- [DATA EXTRACTS]:
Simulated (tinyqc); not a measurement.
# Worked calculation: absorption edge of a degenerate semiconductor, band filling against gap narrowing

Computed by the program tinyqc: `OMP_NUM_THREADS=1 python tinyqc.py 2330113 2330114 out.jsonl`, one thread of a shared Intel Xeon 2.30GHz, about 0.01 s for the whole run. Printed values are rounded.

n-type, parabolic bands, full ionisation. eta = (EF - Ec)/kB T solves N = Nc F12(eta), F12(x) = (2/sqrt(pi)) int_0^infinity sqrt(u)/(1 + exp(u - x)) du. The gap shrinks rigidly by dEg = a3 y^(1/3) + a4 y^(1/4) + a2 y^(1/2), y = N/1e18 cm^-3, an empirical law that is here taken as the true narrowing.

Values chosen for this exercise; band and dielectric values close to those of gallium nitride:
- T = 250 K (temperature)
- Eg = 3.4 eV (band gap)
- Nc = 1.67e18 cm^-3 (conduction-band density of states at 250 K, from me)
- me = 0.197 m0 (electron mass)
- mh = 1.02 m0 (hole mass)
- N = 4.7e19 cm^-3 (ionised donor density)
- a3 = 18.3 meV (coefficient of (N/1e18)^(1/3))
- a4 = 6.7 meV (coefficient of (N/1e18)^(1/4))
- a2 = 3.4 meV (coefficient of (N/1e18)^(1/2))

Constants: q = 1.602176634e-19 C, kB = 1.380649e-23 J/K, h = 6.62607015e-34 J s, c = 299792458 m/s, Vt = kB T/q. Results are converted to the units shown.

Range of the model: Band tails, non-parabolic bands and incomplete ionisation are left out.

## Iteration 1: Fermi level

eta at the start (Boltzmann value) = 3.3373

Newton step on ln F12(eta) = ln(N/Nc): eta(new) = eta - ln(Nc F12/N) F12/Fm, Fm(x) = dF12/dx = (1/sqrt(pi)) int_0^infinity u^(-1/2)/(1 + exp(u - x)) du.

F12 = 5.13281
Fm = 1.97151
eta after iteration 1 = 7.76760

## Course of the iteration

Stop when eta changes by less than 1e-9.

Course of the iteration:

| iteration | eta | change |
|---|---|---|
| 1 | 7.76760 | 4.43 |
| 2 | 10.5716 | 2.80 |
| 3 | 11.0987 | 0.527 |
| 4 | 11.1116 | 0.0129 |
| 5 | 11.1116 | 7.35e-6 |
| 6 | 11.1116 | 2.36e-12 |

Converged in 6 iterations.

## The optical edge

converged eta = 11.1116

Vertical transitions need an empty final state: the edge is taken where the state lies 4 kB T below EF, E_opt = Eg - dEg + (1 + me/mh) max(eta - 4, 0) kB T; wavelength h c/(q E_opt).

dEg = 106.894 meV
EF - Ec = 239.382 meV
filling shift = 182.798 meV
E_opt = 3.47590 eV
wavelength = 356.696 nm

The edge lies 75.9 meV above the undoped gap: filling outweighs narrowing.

- [WORK REQUEST]:
Write out exactly the lines between the start of the entries and the line containing "## Iteration 1: Fermi level", including that line and the first one.

- [WRITTEN ANSWER]:
Simulated (tinyqc); not a measurement.
# Worked calculation: absorption edge of a degenerate semiconductor, band filling against gap narrowing

Computed by the program tinyqc: `OMP_NUM_THREADS=1 python tinyqc.py 2330113 2330114 out.jsonl`, one thread of a shared Intel Xeon 2.30GHz, about 0.01 s for the whole run. Printed values are rounded.

n-type, parabolic bands, full ionisation. eta = (EF - Ec)/kB T solves N = Nc F12(eta), F12(x) = (2/sqrt(pi)) int_0^infinity sqrt(u)/(1 + exp(u - x)) du. The gap shrinks rigidly by dEg = a3 y^(1/3) + a4 y^(1/4) + a2 y^(1/2), y = N/1e18 cm^-3, an empirical law that is here taken as the true narrowing.

Values chosen for this exercise; band and dielectric values close to those of gallium nitride:
- T = 250 K (temperature)
- Eg = 3.4 eV (band gap)
- Nc = 1.67e18 cm^-3 (conduction-band density of states at 250 K, from me)
- me = 0.197 m0 (electron mass)
- mh = 1.02 m0 (hole mass)
- N = 4.7e19 cm^-3 (ionised donor density)
- a3 = 18.3 meV (coefficient of (N/1e18)^(1/3))
- a4 = 6.7 meV (coefficient of (N/1e18)^(1/4))
- a2 = 3.4 meV (coefficient of (N/1e18)^(1/2))

Constants: q = 1.602176634e-19 C, kB = 1.380649e-23 J/K, h = 6.62607015e-34 J s, c = 299792458 m/s, Vt = kB T/q. Results are converted to the units shown.

Range of the model: Band tails, non-parabolic bands and incomplete ionisation are left out.

## Iteration 1: Fermi level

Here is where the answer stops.